**EXTRACTED DATA**
=== Begin Enclosure ===

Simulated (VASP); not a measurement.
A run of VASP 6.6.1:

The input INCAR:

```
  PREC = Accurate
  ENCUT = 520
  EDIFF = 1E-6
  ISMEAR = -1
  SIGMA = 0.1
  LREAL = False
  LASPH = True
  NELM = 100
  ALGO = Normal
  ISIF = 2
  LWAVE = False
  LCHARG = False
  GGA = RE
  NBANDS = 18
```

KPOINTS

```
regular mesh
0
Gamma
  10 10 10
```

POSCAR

=== End Enclosure ===

**TASK ITEM**
Reproduce every line above, keeping each word exactly as it appears.

**TASK RESULT**
Simulated (VASP); not a measurement.
A run of VASP 6.6.1:

The input INCAR:

```
  PREC = Accurate
  ENCUT = 520
  EDIFF = 1E-6
  ISMEAR = -1
  SIGMA = 0.1
  LREAL = False
  LASPH = True
  NELM = 100
  ALGO = Normal
  ISIF = 2
  LWAVE = False
  LCHARG = False
  GGA = RE
  NBANDS = 18
```

KPOINTS

```
regular mesh
0
Gamma
  10 10 10
```

POSCAR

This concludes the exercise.